+ + + + +

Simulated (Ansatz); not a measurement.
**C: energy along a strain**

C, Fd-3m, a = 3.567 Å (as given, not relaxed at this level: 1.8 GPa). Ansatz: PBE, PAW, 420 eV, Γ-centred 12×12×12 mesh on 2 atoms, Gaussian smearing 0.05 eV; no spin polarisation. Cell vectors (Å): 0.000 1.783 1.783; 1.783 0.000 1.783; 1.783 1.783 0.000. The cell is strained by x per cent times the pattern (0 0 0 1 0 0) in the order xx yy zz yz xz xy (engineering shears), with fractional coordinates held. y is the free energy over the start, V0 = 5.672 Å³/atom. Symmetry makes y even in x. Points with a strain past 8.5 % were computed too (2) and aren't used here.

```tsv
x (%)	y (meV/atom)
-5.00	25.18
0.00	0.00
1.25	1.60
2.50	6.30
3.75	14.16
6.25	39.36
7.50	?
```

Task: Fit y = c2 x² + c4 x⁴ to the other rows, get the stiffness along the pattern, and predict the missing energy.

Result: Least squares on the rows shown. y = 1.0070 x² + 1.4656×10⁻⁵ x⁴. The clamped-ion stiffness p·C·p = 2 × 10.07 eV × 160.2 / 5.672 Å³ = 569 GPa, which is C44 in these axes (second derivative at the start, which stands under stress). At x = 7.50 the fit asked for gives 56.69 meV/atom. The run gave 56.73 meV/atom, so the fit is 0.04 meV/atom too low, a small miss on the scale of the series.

+ + + + +

REQUIRED ACTION: Would you reproduce the entire listing, keeping every line as it is?

YOUR SOLUTION:
Simulated (Ansatz); not a measurement.
**C: energy along a strain**

C, Fd-3m, a = 3.567 Å (as given, not relaxed at this level: 1.8 GPa). Ansatz: PBE, PAW, 420 eV, Γ-centred 12×12×12 mesh on 2 atoms, Gaussian smearing 0.05 eV; no spin polarisation. Cell vectors (Å): 0.000 1.783 1.783; 1.783 0.000 1.783; 1.783 1.783 0.000. The cell is strained by x per cent times the pattern (0 0 0 1 0 0) in the order xx yy zz yz xz xy (engineering shears), with fractional coordinates held. y is the free energy over the start, V0 = 5.672 Å³/atom. Symmetry makes y even in x. Points with a strain past 8.5 % were computed too (2) and aren't used here.

```tsv
x (%)	y (meV/atom)
-5.00	25.18
0.00	0.00
1.25	1.60
2.50	6.30
3.75	14.16
6.25	39.36
7.50	?
```

Task: Fit y = c2 x² + c4 x⁴ to the other rows, get the stiffness along the pattern, and predict the missing energy.

Result: Least squares on the rows shown. y = 1.0070 x² + 1.4656×10⁻⁵ x⁴. The clamped-ion stiffness p·C·p = 2 × 10.07 eV × 160.2 / 5.672 Å³ = 569 GPa, which is C44 in these axes (second derivative at the start, which stands under stress). At x = 7.50 the fit asked for gives 56.69 meV/atom. The run gave 56.73 meV/atom, so the fit is 0.04 meV/atom too low, a small miss on the scale of the series.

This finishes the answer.